%%
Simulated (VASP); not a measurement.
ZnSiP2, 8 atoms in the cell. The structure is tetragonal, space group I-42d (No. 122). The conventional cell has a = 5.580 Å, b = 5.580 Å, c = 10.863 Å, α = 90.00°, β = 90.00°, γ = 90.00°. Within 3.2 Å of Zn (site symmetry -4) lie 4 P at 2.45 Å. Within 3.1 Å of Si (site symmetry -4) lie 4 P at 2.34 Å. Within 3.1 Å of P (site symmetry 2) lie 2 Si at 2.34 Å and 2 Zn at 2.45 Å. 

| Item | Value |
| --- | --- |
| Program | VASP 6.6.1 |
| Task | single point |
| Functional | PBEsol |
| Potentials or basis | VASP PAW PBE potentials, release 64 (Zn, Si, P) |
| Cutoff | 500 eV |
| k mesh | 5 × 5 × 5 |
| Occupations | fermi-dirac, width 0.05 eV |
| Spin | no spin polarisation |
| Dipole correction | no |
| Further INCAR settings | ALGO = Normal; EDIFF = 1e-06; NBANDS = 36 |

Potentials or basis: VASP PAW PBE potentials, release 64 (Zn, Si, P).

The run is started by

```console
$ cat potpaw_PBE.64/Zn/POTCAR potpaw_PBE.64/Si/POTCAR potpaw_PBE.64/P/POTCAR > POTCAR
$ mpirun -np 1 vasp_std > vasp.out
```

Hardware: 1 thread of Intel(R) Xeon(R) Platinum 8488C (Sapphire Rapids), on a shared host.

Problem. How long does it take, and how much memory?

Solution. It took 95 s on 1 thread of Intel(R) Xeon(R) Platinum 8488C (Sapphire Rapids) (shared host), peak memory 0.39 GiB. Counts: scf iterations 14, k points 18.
%%

■ **WORK ORDER**:
Return, exactly, the lines from the first line of the records above to the line containing "Problem. How long", both included.

■ **TASK OUTPUT**:
Simulated (VASP); not a measurement.
ZnSiP2, 8 atoms in the cell. The structure is tetragonal, space group I-42d (No. 122). The conventional cell has a = 5.580 Å, b = 5.580 Å, c = 10.863 Å, α = 90.00°, β = 90.00°, γ = 90.00°. Within 3.2 Å of Zn (site symmetry -4) lie 4 P at 2.45 Å. Within 3.1 Å of Si (site symmetry -4) lie 4 P at 2.34 Å. Within 3.1 Å of P (site symmetry 2) lie 2 Si at 2.34 Å and 2 Zn at 2.45 Å. 

| Item | Value |
| --- | --- |
| Program | VASP 6.6.1 |
| Task | single point |
| Functional | PBEsol |
| Potentials or basis | VASP PAW PBE potentials, release 64 (Zn, Si, P) |
| Cutoff | 500 eV |
| k mesh | 5 × 5 × 5 |
| Occupations | fermi-dirac, width 0.05 eV |
| Spin | no spin polarisation |
| Dipole correction | no |
| Further INCAR settings | ALGO = Normal; EDIFF = 1e-06; NBANDS = 36 |

Potentials or basis: VASP PAW PBE potentials, release 64 (Zn, Si, P).

The run is started by

```console
$ cat potpaw_PBE.64/Zn/POTCAR potpaw_PBE.64/Si/POTCAR potpaw_PBE.64/P/POTCAR > POTCAR
$ mpirun -np 1 vasp_std > vasp.out
```

Hardware: 1 thread of Intel(R) Xeon(R) Platinum 8488C (Sapphire Rapids), on a shared host.

Problem. How long does it take, and how much memory?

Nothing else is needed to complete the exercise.